- - - - -
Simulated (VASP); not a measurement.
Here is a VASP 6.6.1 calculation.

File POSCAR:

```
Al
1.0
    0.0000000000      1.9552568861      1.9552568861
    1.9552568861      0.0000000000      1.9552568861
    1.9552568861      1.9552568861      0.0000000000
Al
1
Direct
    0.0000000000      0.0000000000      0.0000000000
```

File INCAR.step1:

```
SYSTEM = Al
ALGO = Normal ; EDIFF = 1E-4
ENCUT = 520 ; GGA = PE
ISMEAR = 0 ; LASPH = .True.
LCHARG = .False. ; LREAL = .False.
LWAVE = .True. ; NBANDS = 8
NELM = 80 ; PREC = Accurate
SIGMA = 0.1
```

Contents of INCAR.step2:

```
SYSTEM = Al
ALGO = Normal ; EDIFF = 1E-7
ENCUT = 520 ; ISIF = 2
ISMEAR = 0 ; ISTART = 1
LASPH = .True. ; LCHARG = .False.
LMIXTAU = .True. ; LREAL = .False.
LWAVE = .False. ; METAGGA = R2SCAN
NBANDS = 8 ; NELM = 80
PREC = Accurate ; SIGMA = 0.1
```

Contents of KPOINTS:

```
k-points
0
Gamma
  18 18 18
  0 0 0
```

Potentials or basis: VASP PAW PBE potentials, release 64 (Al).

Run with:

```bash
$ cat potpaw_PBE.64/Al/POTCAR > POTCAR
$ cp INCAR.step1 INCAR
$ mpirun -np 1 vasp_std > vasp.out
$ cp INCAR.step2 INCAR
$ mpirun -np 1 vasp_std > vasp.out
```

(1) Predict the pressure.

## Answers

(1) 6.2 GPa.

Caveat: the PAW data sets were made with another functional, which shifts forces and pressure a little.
- - - - -

Work order:
Your answer must consist solely of the lines from the top of the entries above through the line containing "(1) 6.2 GPa.", copied exactly, both ends included.

Exercise answer:
Simulated (VASP); not a measurement.
Here is a VASP 6.6.1 calculation.

File POSCAR:

```
Al
1.0
    0.0000000000      1.9552568861      1.9552568861
    1.9552568861      0.0000000000      1.9552568861
    1.9552568861      1.9552568861      0.0000000000
Al
1
Direct
    0.0000000000      0.0000000000      0.0000000000
```

File INCAR.step1:

```
SYSTEM = Al
ALGO = Normal ; EDIFF = 1E-4
ENCUT = 520 ; GGA = PE
ISMEAR = 0 ; LASPH = .True.
LCHARG = .False. ; LREAL = .False.
LWAVE = .True. ; NBANDS = 8
NELM = 80 ; PREC = Accurate
SIGMA = 0.1
```

Contents of INCAR.step2:

```
SYSTEM = Al
ALGO = Normal ; EDIFF = 1E-7
ENCUT = 520 ; ISIF = 2
ISMEAR = 0 ; ISTART = 1
LASPH = .True. ; LCHARG = .False.
LMIXTAU = .True. ; LREAL = .False.
LWAVE = .False. ; METAGGA = R2SCAN
NBANDS = 8 ; NELM = 80
PREC = Accurate ; SIGMA = 0.1
```

Contents of KPOINTS:

```
k-points
0
Gamma
  18 18 18
  0 0 0
```

Potentials or basis: VASP PAW PBE potentials, release 64 (Al).

Run with:

```bash
$ cat potpaw_PBE.64/Al/POTCAR > POTCAR
$ cp INCAR.step1 INCAR
$ mpirun -np 1 vasp_std > vasp.out
$ cp INCAR.step2 INCAR
$ mpirun -np 1 vasp_std > vasp.out
```

(1) Predict the pressure.

## Answers

(1) 6.2 GPa.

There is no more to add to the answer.